> [Entries supplied]:
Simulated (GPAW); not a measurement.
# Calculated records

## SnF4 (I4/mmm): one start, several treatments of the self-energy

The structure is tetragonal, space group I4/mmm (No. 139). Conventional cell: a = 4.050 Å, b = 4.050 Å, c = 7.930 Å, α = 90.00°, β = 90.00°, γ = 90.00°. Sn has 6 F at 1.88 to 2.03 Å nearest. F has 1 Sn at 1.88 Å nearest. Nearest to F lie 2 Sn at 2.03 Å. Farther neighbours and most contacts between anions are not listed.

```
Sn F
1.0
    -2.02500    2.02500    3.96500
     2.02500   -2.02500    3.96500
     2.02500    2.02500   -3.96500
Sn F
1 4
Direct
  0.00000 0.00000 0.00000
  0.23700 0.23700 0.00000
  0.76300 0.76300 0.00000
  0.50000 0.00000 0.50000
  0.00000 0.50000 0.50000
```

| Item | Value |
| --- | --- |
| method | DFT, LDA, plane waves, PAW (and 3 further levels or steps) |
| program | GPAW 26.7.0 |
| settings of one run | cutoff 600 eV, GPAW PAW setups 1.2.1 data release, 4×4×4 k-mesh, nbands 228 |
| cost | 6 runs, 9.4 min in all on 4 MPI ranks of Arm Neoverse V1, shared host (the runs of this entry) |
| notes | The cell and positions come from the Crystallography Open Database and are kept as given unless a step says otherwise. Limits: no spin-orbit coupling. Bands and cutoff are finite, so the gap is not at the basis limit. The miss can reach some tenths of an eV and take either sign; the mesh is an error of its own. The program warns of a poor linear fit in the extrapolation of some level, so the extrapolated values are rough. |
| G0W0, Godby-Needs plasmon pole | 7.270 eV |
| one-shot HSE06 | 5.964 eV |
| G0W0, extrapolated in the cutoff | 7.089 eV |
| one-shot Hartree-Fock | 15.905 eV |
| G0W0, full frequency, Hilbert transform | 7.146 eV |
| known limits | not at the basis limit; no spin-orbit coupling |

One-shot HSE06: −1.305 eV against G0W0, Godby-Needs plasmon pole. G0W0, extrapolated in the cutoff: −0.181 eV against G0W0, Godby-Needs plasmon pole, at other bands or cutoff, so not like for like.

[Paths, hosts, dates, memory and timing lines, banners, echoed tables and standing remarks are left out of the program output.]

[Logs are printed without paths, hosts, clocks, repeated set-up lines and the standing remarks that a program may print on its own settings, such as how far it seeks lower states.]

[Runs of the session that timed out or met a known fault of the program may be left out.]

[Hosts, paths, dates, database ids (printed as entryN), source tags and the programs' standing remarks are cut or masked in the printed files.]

> [Task item]:
Set down the lines of the listing above verbatim, first line through the line containing "One-shot HSE06: −1.305", inclusive; add no other lines.

> [Problem solution]:
Simulated (GPAW); not a measurement.
# Calculated records

## SnF4 (I4/mmm): one start, several treatments of the self-energy

The structure is tetragonal, space group I4/mmm (No. 139). Conventional cell: a = 4.050 Å, b = 4.050 Å, c = 7.930 Å, α = 90.00°, β = 90.00°, γ = 90.00°. Sn has 6 F at 1.88 to 2.03 Å nearest. F has 1 Sn at 1.88 Å nearest. Nearest to F lie 2 Sn at 2.03 Å. Farther neighbours and most contacts between anions are not listed.

```
Sn F
1.0
    -2.02500    2.02500    3.96500
     2.02500   -2.02500    3.96500
     2.02500    2.02500   -3.96500
Sn F
1 4
Direct
  0.00000 0.00000 0.00000
  0.23700 0.23700 0.00000
  0.76300 0.76300 0.00000
  0.50000 0.00000 0.50000
  0.00000 0.50000 0.50000
```

| Item | Value |
| --- | --- |
| method | DFT, LDA, plane waves, PAW (and 3 further levels or steps) |
| program | GPAW 26.7.0 |
| settings of one run | cutoff 600 eV, GPAW PAW setups 1.2.1 data release, 4×4×4 k-mesh, nbands 228 |
| cost | 6 runs, 9.4 min in all on 4 MPI ranks of Arm Neoverse V1, shared host (the runs of this entry) |
| notes | The cell and positions come from the Crystallography Open Database and are kept as given unless a step says otherwise. Limits: no spin-orbit coupling. Bands and cutoff are finite, so the gap is not at the basis limit. The miss can reach some tenths of an eV and take either sign; the mesh is an error of its own. The program warns of a poor linear fit in the extrapolation of some level, so the extrapolated values are rough. |
| G0W0, Godby-Needs plasmon pole | 7.270 eV |
| one-shot HSE06 | 5.964 eV |
| G0W0, extrapolated in the cutoff | 7.089 eV |
| one-shot Hartree-Fock | 15.905 eV |
| G0W0, full frequency, Hilbert transform | 7.146 eV |
| known limits | not at the basis limit; no spin-orbit coupling |

One-shot HSE06: −1.305 eV against G0W0, Godby-Needs plasmon pole. G0W0, extrapolated in the cutoff: −0.181 eV against G0W0, Godby-Needs plasmon pole, at other bands or cutoff, so not like for like.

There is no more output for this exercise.